**REQUIRED ACTION:**
Beginning with the line below that contains "- Potentials or" and ending with the line that contains "Q: Where does the relaxation end?", copy every line exactly. Copy nothing else.

**PROVIDED MATERIAL:**
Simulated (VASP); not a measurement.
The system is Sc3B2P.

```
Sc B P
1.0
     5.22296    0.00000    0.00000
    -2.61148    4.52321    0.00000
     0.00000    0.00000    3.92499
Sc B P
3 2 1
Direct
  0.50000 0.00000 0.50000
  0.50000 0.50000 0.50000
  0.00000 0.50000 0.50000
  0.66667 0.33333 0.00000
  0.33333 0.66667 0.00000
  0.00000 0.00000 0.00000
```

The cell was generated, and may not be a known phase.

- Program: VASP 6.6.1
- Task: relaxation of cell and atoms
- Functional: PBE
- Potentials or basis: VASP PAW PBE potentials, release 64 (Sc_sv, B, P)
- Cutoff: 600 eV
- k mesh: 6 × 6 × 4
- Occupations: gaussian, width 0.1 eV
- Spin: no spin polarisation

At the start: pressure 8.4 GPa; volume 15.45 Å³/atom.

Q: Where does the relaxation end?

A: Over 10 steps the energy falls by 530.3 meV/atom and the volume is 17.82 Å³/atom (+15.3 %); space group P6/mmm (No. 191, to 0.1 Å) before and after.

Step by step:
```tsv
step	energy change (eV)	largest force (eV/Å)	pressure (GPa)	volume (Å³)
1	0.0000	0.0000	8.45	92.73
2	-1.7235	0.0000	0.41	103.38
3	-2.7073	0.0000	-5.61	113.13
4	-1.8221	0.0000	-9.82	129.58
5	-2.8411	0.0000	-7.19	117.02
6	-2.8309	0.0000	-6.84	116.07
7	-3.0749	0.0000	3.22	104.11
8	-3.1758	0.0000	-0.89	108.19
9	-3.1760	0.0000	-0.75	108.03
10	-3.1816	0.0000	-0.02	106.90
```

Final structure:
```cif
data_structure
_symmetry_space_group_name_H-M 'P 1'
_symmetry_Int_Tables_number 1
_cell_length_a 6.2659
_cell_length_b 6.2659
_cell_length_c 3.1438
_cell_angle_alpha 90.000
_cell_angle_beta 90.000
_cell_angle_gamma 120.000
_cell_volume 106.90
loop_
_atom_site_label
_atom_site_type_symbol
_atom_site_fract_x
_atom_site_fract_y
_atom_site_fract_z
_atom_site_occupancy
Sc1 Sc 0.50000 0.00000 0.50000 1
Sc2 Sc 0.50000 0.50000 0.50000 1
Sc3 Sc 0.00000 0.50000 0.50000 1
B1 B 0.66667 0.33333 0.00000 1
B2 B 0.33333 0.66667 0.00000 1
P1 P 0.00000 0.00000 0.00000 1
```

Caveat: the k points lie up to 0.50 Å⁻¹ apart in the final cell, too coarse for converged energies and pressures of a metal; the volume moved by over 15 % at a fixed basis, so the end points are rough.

**EXERCISE OUTPUT:**
- Potentials or basis: VASP PAW PBE potentials, release 64 (Sc_sv, B, P)
- Cutoff: 600 eV
- k mesh: 6 × 6 × 4
- Occupations: gaussian, width 0.1 eV
- Spin: no spin polarisation

At the start: pressure 8.4 GPa; volume 15.45 Å³/atom.

Q: Where does the relaxation end?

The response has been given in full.